**Dataset content:**
· · · · · · ·

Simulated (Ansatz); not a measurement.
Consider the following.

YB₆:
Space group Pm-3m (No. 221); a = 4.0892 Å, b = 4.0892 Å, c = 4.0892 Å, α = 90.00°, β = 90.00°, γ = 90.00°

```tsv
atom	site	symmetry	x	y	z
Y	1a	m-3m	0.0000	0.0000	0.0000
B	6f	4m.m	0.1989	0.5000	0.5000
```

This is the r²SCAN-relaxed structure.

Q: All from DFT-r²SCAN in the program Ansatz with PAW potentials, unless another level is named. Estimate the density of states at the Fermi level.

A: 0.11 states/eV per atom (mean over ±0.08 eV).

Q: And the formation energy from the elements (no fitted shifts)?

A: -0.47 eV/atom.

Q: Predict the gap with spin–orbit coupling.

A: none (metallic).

· · · · · · ·

**Work instruction:**
The reply should consist of all the records, repeated exactly.

**Response box:**
Simulated (Ansatz); not a measurement.
Consider the following.

YB₆:
Space group Pm-3m (No. 221); a = 4.0892 Å, b = 4.0892 Å, c = 4.0892 Å, α = 90.00°, β = 90.00°, γ = 90.00°

```tsv
atom	site	symmetry	x	y	z
Y	1a	m-3m	0.0000	0.0000	0.0000
B	6f	4m.m	0.1989	0.5000	0.5000
```

This is the r²SCAN-relaxed structure.

Q: All from DFT-r²SCAN in the program Ansatz with PAW potentials, unless another level is named. Estimate the density of states at the Fermi level.

A: 0.11 states/eV per atom (mean over ±0.08 eV).

Q: And the formation energy from the elements (no fitted shifts)?

A: -0.47 eV/atom.

Q: Predict the gap with spin–orbit coupling.

A: none (metallic).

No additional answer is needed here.